Work item = Copy exactly the lines of the material below, starting with the first and including the line that holds "width 0.15 eV".

Recorded data =
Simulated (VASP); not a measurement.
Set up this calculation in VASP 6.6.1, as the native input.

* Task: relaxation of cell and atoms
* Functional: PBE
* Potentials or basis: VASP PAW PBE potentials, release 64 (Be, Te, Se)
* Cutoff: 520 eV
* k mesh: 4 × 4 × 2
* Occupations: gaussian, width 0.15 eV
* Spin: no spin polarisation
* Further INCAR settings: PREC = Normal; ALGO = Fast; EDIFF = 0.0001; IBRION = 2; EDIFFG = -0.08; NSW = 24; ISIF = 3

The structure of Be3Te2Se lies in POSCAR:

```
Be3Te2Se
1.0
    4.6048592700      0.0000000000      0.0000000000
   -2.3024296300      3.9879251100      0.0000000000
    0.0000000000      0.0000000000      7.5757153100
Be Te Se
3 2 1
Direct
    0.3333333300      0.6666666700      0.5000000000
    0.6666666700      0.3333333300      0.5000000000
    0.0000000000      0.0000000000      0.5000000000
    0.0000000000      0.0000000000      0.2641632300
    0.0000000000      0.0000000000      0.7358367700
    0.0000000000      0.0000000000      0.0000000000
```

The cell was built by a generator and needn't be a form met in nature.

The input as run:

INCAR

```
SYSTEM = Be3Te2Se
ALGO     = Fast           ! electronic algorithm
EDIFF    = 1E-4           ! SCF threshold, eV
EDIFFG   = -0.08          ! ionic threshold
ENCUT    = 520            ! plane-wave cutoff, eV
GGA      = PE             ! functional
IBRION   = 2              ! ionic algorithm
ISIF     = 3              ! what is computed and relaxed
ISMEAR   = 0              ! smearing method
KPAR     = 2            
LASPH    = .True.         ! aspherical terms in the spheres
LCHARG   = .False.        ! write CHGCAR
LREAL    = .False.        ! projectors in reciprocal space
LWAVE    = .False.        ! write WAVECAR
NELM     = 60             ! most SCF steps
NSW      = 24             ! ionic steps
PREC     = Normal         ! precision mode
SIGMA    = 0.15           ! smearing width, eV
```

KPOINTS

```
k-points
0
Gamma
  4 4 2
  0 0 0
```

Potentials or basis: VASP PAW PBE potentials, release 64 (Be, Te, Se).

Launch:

Answer area =
Simulated (VASP); not a measurement.
Set up this calculation in VASP 6.6.1, as the native input.

* Task: relaxation of cell and atoms
* Functional: PBE
* Potentials or basis: VASP PAW PBE potentials, release 64 (Be, Te, Se)
* Cutoff: 520 eV
* k mesh: 4 × 4 × 2
* Occupations: gaussian, width 0.15 eV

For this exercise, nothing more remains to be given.